Entries provided –
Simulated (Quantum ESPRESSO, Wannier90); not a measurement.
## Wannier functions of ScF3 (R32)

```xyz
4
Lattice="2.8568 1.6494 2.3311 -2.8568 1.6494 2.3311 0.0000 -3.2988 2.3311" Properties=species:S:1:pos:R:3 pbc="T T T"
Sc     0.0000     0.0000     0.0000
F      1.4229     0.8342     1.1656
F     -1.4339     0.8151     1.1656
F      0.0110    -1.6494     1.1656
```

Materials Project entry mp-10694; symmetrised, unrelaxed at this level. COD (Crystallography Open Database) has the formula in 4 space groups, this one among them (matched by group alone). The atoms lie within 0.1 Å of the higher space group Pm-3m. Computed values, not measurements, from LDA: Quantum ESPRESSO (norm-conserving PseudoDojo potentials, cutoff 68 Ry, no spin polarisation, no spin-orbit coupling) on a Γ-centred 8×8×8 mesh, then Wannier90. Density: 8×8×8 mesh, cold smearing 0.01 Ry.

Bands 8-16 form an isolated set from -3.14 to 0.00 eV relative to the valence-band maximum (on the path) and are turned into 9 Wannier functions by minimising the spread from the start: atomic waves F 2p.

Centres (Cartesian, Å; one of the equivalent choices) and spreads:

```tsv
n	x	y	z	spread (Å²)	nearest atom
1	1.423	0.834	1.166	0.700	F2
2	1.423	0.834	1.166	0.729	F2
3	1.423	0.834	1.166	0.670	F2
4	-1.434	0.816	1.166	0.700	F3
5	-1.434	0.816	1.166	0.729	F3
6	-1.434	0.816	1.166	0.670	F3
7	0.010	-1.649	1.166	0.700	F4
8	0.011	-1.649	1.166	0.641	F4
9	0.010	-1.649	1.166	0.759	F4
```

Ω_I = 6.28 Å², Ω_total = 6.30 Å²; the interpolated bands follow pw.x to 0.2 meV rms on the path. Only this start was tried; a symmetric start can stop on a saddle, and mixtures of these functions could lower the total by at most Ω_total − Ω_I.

Action item – Given the records above, restate word for word only the lines starting at the one with "Bands 8-16 form" and ending at the one with "Centres (Cartesian, Å;".

Answer section –
Bands 8-16 form an isolated set from -3.14 to 0.00 eV relative to the valence-band maximum (on the path) and are turned into 9 Wannier functions by minimising the spread from the start: atomic waves F 2p.

Centres (Cartesian, Å; one of the equivalent choices) and spreads:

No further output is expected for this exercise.